• Assigned task: Reproduce the listing that follows with no differences at all.

(Dataset content begins)
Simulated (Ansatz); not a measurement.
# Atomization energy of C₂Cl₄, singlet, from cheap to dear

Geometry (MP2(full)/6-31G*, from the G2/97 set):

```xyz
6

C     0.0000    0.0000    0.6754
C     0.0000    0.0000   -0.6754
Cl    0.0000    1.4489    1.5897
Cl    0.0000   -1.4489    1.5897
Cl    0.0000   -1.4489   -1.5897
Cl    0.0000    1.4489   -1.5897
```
(Dataset content ends)

• Written response:
Simulated (Ansatz); not a measurement.
# Atomization energy of C₂Cl₄, singlet, from cheap to dear

Geometry (MP2(full)/6-31G*, from the G2/97 set):

```xyz
6

C     0.0000    0.0000    0.6754
C     0.0000    0.0000   -0.6754
Cl    0.0000    1.4489    1.5897
Cl    0.0000   -1.4489    1.5897
Cl    0.0000   -1.4489   -1.5897
Cl    0.0000    1.4489   -1.5897
```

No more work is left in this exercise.